> Information shown
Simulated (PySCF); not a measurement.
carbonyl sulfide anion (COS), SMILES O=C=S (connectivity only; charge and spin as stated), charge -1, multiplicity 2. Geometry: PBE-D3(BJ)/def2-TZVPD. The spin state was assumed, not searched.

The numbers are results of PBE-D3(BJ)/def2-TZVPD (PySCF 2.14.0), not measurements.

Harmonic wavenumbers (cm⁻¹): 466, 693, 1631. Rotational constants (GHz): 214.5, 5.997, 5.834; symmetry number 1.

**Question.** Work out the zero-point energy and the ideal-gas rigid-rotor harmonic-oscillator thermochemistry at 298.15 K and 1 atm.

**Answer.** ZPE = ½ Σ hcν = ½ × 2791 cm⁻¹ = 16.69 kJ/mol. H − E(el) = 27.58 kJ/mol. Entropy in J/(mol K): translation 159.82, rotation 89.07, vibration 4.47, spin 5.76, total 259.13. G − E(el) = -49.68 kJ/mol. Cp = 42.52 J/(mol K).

> Required action
The material above is to be transcribed in full, exactly as it stands.

> Task result
Simulated (PySCF); not a measurement.
carbonyl sulfide anion (COS), SMILES O=C=S (connectivity only; charge and spin as stated), charge -1, multiplicity 2. Geometry: PBE-D3(BJ)/def2-TZVPD. The spin state was assumed, not searched.

The numbers are results of PBE-D3(BJ)/def2-TZVPD (PySCF 2.14.0), not measurements.

Harmonic wavenumbers (cm⁻¹): 466, 693, 1631. Rotational constants (GHz): 214.5, 5.997, 5.834; symmetry number 1.

**Question.** Work out the zero-point energy and the ideal-gas rigid-rotor harmonic-oscillator thermochemistry at 298.15 K and 1 atm.

**Answer.** ZPE = ½ Σ hcν = ½ × 2791 cm⁻¹ = 16.69 kJ/mol. H − E(el) = 27.58 kJ/mol. Entropy in J/(mol K): translation 159.82, rotation 89.07, vibration 4.47, spin 5.76, total 259.13. G − E(el) = -49.68 kJ/mol. Cp = 42.52 J/(mol K).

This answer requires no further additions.